[Start of Attachment]

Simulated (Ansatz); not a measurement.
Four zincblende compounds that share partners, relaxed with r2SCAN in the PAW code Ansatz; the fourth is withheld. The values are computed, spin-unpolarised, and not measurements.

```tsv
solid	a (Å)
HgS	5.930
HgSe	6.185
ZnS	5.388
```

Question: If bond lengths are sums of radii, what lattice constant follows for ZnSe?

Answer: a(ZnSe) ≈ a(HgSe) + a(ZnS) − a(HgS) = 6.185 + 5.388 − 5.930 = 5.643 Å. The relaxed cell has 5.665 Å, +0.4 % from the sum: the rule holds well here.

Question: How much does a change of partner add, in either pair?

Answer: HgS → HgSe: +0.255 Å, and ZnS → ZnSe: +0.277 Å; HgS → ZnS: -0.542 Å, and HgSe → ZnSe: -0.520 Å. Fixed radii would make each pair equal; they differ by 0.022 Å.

[End of Attachment]

# REQUIRED ACTION
Transcribe the opening lines of the listing exactly, please. Stop after the line that contains "Answer: a(ZnSe) ≈".

# EXPECTED ANSWER
Simulated (Ansatz); not a measurement.
Four zincblende compounds that share partners, relaxed with r2SCAN in the PAW code Ansatz; the fourth is withheld. The values are computed, spin-unpolarised, and not measurements.

```tsv
solid	a (Å)
HgS	5.930
HgSe	6.185
ZnS	5.388
```

Question: If bond lengths are sums of radii, what lattice constant follows for ZnSe?

Answer: a(ZnSe) ≈ a(HgSe) + a(ZnS) − a(HgS) = 6.185 + 5.388 − 5.930 = 5.643 Å. The relaxed cell has 5.665 Å, +0.4 % from the sum: the rule holds well here.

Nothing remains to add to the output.